**Brief:** Scan the records below for the line with "# H18C11O9 (amorphous" and the line with "### 4. Comparison". Repeat those two lines and every line between them exactly, and nothing else.

Content starts

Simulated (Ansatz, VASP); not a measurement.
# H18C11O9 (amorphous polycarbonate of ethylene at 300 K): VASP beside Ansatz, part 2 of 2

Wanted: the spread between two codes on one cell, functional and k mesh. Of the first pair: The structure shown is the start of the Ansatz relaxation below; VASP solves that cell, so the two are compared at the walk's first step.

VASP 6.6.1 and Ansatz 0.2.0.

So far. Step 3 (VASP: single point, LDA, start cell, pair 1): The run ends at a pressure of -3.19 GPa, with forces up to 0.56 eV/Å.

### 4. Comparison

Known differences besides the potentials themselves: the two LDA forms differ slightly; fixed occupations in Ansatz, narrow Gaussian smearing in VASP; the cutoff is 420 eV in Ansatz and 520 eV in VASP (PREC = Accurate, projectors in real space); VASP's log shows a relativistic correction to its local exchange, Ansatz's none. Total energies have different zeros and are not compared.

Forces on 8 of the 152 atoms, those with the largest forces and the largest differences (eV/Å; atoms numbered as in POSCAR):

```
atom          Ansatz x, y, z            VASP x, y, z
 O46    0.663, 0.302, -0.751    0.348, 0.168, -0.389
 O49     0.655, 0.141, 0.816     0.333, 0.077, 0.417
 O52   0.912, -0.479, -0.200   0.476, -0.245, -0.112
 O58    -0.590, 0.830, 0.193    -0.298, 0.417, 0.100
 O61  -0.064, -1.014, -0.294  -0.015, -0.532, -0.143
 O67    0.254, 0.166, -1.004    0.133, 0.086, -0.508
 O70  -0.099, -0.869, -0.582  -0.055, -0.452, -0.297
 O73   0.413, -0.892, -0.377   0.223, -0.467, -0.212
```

Content ends

**Exercise output:**
# H18C11O9 (amorphous polycarbonate of ethylene at 300 K): VASP beside Ansatz, part 2 of 2

Wanted: the spread between two codes on one cell, functional and k mesh. Of the first pair: The structure shown is the start of the Ansatz relaxation below; VASP solves that cell, so the two are compared at the walk's first step.

VASP 6.6.1 and Ansatz 0.2.0.

So far. Step 3 (VASP: single point, LDA, start cell, pair 1): The run ends at a pressure of -3.19 GPa, with forces up to 0.56 eV/Å.

### 4. Comparison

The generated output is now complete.